» Work instruction
Return each line of the listing exactly as written.

» Records shown
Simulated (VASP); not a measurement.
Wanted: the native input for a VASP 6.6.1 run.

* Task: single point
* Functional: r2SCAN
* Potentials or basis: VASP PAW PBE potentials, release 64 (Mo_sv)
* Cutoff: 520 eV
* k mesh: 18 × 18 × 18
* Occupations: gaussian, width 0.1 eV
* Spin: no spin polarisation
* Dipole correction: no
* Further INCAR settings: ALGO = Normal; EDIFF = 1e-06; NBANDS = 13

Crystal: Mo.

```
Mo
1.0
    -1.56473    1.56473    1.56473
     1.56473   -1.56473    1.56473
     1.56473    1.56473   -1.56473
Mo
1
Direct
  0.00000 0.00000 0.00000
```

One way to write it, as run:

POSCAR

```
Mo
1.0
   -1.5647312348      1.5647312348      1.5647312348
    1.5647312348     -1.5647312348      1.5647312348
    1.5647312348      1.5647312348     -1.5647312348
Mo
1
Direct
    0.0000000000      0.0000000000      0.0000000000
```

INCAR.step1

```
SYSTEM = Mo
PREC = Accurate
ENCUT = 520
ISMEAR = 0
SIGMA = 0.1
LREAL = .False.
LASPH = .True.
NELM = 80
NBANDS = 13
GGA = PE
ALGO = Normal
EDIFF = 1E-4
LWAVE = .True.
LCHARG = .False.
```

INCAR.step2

» Your response
Simulated (VASP); not a measurement.
Wanted: the native input for a VASP 6.6.1 run.

* Task: single point
* Functional: r2SCAN
* Potentials or basis: VASP PAW PBE potentials, release 64 (Mo_sv)
* Cutoff: 520 eV
* k mesh: 18 × 18 × 18
* Occupations: gaussian, width 0.1 eV
* Spin: no spin polarisation
* Dipole correction: no
* Further INCAR settings: ALGO = Normal; EDIFF = 1e-06; NBANDS = 13

Crystal: Mo.

```
Mo
1.0
    -1.56473    1.56473    1.56473
     1.56473   -1.56473    1.56473
     1.56473    1.56473   -1.56473
Mo
1
Direct
  0.00000 0.00000 0.00000
```

One way to write it, as run:

POSCAR

```
Mo
1.0
   -1.5647312348      1.5647312348      1.5647312348
    1.5647312348     -1.5647312348      1.5647312348
    1.5647312348      1.5647312348     -1.5647312348
Mo
1
Direct
    0.0000000000      0.0000000000      0.0000000000
```

INCAR.step1

```
SYSTEM = Mo
PREC = Accurate
ENCUT = 520
ISMEAR = 0
SIGMA = 0.1
LREAL = .False.
LASPH = .True.
NELM = 80
NBANDS = 13
GGA = PE
ALGO = Normal
EDIFF = 1E-4
LWAVE = .True.
LCHARG = .False.
```

INCAR.step2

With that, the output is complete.